### Requirement
Repeat exactly the lines from the start of the records below through the line that contains "What do the curves and the structures tell?", including both.

··· Data listing

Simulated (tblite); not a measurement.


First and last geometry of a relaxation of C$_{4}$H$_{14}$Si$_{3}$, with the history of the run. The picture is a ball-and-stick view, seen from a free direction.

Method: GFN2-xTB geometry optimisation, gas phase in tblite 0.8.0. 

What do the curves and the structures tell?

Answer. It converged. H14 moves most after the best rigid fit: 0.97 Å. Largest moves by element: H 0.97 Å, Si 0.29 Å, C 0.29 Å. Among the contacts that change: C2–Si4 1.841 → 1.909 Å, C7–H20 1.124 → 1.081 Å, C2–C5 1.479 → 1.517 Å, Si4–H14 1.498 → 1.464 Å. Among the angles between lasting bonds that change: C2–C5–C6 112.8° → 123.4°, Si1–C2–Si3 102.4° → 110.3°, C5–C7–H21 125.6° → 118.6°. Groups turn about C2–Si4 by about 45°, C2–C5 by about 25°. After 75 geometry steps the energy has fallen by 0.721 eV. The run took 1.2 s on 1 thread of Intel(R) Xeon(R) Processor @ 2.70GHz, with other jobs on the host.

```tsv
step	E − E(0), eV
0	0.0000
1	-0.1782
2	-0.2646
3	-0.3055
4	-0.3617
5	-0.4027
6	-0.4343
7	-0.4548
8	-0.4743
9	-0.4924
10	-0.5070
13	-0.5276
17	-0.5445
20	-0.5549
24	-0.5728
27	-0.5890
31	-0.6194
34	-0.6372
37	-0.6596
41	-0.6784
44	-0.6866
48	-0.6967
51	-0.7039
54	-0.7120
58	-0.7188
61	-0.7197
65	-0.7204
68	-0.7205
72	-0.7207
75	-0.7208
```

······

### Exercise answer
Simulated (tblite); not a measurement.


First and last geometry of a relaxation of C$_{4}$H$_{14}$Si$_{3}$, with the history of the run. The picture is a ball-and-stick view, seen from a free direction.

Method: GFN2-xTB geometry optimisation, gas phase in tblite 0.8.0. 

What do the curves and the structures tell?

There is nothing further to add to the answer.